☆ ☆ ☆ ☆ ☆

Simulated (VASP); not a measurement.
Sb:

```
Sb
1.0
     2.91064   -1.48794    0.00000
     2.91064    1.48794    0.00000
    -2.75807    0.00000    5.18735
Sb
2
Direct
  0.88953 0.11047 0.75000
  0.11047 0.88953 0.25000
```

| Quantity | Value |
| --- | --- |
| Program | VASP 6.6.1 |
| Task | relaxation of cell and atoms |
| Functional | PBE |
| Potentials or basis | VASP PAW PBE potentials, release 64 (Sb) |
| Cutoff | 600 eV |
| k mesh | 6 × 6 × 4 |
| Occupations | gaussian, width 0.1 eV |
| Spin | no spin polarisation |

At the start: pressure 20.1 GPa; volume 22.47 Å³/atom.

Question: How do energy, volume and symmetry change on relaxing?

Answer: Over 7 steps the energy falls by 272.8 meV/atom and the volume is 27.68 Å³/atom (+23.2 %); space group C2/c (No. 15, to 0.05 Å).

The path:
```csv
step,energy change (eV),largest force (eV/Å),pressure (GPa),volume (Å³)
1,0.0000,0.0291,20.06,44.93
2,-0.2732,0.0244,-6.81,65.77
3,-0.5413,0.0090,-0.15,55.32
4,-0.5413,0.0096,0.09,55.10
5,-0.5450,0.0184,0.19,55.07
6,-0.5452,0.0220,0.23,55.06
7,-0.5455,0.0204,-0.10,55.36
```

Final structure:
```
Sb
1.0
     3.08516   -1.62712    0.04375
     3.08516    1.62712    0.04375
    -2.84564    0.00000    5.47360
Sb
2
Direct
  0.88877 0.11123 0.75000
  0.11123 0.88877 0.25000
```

☆ ☆ ☆ ☆ ☆

◆ Activity ◆
The response should reproduce every entry above exactly.

◆ Response ◆
Simulated (VASP); not a measurement.
Sb:

```
Sb
1.0
     2.91064   -1.48794    0.00000
     2.91064    1.48794    0.00000
    -2.75807    0.00000    5.18735
Sb
2
Direct
  0.88953 0.11047 0.75000
  0.11047 0.88953 0.25000
```

| Quantity | Value |
| --- | --- |
| Program | VASP 6.6.1 |
| Task | relaxation of cell and atoms |
| Functional | PBE |
| Potentials or basis | VASP PAW PBE potentials, release 64 (Sb) |
| Cutoff | 600 eV |
| k mesh | 6 × 6 × 4 |
| Occupations | gaussian, width 0.1 eV |
| Spin | no spin polarisation |

At the start: pressure 20.1 GPa; volume 22.47 Å³/atom.

Question: How do energy, volume and symmetry change on relaxing?

Answer: Over 7 steps the energy falls by 272.8 meV/atom and the volume is 27.68 Å³/atom (+23.2 %); space group C2/c (No. 15, to 0.05 Å).

The path:
```csv
step,energy change (eV),largest force (eV/Å),pressure (GPa),volume (Å³)
1,0.0000,0.0291,20.06,44.93
2,-0.2732,0.0244,-6.81,65.77
3,-0.5413,0.0090,-0.15,55.32
4,-0.5413,0.0096,0.09,55.10
5,-0.5450,0.0184,0.19,55.07
6,-0.5452,0.0220,0.23,55.06
7,-0.5455,0.0204,-0.10,55.36
```

Final structure:
```
Sb
1.0
     3.08516   -1.62712    0.04375
     3.08516    1.62712    0.04375
    -2.84564    0.00000    5.47360
Sb
2
Direct
  0.88877 0.11123 0.75000
  0.11123 0.88877 0.25000
```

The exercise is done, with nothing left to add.